### Material shown

● ● ● ● ● ● ●

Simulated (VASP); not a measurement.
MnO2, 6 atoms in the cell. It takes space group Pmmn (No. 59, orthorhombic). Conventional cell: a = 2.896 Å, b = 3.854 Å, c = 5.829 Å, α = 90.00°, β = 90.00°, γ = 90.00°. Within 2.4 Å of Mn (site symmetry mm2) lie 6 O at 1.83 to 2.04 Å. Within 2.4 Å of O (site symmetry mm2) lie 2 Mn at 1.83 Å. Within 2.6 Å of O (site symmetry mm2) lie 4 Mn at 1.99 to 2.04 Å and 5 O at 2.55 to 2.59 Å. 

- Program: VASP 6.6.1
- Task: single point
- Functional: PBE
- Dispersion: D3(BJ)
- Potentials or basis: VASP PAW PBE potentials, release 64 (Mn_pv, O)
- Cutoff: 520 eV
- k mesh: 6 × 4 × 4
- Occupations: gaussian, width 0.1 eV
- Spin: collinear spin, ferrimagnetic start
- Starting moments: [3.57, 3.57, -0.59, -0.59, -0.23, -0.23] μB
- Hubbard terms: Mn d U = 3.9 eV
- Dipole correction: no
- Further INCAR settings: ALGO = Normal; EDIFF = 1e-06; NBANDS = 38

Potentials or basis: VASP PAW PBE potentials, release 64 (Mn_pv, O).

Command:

● ● ● ● ● ● ●

### Assigned task
Everything from the first line of the data through the line containing "- Dispersion: D3(BJ)" should be echoed exactly. Add nothing.

### Task result
Simulated (VASP); not a measurement.
MnO2, 6 atoms in the cell. It takes space group Pmmn (No. 59, orthorhombic). Conventional cell: a = 2.896 Å, b = 3.854 Å, c = 5.829 Å, α = 90.00°, β = 90.00°, γ = 90.00°. Within 2.4 Å of Mn (site symmetry mm2) lie 6 O at 1.83 to 2.04 Å. Within 2.4 Å of O (site symmetry mm2) lie 2 Mn at 1.83 Å. Within 2.6 Å of O (site symmetry mm2) lie 4 Mn at 1.99 to 2.04 Å and 5 O at 2.55 to 2.59 Å. 

- Program: VASP 6.6.1
- Task: single point
- Functional: PBE
- Dispersion: D3(BJ)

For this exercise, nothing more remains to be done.